EXERCISE >> Where the listing below reaches the line containing "H = 109.1 GPa", start writing out lines exactly, and stop once the line containing "C'_ijkl = C12" has been written.

GIVEN ENTRIES >>
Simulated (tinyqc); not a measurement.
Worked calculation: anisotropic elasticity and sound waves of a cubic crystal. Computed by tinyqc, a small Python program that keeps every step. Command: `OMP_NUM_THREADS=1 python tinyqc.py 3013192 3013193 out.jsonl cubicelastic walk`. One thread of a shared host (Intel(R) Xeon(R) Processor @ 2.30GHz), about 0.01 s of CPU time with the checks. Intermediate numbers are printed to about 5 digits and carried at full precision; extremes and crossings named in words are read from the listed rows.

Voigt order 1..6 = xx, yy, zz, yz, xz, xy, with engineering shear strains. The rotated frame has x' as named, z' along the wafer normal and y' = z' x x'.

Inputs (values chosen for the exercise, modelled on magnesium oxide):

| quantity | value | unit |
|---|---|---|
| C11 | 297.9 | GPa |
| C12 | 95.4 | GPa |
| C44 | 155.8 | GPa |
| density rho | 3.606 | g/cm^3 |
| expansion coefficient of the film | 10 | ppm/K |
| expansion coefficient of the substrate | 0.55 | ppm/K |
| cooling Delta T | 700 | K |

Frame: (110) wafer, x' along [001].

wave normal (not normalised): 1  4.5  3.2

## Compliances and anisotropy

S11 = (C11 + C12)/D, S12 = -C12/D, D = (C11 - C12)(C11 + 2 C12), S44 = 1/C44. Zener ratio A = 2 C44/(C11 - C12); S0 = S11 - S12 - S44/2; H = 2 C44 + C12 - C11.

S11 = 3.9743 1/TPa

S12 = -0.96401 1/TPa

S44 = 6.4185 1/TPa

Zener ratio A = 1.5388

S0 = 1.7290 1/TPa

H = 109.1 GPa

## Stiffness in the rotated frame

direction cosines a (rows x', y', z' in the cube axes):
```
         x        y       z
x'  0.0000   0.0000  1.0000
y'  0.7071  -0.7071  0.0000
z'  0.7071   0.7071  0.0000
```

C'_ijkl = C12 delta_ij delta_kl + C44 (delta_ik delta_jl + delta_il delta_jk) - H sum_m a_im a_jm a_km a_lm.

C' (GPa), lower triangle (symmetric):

ANSWER BOX >>
H = 109.1 GPa

## Stiffness in the rotated frame

direction cosines a (rows x', y', z' in the cube axes):
```
         x        y       z
x'  0.0000   0.0000  1.0000
y'  0.7071  -0.7071  0.0000
z'  0.7071   0.7071  0.0000
```

C'_ijkl = C12 delta_ij delta_kl + C44 (delta_ik delta_jl + delta_il delta_jk) - H sum_m a_im a_jm a_km a_lm.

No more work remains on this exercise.